[Extracted information Boundary: Start]
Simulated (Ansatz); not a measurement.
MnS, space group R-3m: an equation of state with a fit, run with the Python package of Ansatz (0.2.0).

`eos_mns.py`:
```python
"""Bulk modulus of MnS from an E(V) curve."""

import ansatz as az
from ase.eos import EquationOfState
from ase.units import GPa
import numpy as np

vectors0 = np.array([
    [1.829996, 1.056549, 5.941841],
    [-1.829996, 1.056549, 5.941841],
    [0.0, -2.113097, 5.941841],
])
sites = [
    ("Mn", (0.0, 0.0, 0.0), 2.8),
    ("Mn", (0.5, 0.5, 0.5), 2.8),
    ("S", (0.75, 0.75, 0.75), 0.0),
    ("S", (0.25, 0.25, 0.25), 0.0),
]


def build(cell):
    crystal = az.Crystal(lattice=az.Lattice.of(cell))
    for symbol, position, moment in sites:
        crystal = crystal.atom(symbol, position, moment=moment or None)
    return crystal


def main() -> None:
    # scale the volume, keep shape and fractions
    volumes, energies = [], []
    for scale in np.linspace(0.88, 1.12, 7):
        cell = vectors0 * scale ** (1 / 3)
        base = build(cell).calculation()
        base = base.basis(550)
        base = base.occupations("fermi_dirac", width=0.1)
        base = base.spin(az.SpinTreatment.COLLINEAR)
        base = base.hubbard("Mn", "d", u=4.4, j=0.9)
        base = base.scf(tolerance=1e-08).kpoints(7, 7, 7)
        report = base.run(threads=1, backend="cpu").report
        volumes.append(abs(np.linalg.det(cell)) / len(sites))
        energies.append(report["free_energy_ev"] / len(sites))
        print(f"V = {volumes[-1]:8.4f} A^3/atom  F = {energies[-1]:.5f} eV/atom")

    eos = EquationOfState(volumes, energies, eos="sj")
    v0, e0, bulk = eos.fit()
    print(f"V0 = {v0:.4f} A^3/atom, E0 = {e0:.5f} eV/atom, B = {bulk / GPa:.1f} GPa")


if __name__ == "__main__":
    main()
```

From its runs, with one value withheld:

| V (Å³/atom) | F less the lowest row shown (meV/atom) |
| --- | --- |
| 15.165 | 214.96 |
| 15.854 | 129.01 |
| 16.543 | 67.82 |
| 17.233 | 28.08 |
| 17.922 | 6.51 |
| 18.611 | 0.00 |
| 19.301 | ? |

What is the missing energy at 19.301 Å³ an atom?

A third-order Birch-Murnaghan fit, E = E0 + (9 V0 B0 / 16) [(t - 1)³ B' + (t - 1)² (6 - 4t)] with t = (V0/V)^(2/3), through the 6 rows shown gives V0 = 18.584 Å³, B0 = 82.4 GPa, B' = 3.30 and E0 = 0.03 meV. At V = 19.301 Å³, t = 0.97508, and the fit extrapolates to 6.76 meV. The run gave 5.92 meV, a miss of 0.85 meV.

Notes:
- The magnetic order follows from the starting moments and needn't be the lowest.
[Extracted information Boundary: End]

» **Assigned task**
Look back at the data above. Transcribe exactly the lines starting at the line that contains "18.611 | 0.00 |" and ending at the line that contains "What is the".

» **Answer section**
| 18.611 | 0.00 |
| 19.301 | ? |

What is the missing energy at 19.301 Å³ an atom?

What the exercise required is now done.